WORK TASK: Your job with the data below is to output exactly the lines from the one holding "- Task: single point" down to the one holding "- Dipole correction: no", both included, and no others.

INFORMATION GIVEN:
══════════

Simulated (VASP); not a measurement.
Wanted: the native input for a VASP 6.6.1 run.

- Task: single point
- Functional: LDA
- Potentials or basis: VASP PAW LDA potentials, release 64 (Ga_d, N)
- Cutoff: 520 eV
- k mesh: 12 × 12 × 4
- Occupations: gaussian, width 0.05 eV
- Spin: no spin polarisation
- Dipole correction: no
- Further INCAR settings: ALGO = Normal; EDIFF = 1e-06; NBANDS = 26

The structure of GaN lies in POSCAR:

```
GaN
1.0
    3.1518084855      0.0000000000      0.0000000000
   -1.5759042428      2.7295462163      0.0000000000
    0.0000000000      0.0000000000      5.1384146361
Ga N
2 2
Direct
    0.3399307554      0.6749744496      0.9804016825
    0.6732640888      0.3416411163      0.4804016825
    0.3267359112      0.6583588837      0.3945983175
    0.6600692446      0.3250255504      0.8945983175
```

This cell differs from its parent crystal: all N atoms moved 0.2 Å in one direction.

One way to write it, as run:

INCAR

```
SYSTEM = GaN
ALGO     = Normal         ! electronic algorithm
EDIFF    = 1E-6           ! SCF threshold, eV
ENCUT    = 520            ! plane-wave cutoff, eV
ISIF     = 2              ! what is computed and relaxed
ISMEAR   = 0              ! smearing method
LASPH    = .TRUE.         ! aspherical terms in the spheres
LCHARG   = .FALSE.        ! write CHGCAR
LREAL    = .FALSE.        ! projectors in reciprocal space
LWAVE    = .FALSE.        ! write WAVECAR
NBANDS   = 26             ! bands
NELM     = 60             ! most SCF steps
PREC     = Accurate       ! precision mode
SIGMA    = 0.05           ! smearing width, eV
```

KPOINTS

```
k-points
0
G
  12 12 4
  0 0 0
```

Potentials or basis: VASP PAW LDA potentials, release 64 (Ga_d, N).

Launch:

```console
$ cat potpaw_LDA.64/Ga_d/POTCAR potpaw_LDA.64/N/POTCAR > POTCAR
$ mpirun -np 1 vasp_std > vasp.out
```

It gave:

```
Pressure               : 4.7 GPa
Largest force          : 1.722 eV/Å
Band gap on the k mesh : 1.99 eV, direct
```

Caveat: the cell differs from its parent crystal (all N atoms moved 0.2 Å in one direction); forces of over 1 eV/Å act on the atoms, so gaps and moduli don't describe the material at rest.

══════════

YOUR RESPONSE:
- Task: single point
- Functional: LDA
- Potentials or basis: VASP PAW LDA potentials, release 64 (Ga_d, N)
- Cutoff: 520 eV
- k mesh: 12 × 12 × 4
- Occupations: gaussian, width 0.05 eV
- Spin: no spin polarisation
- Dipole correction: no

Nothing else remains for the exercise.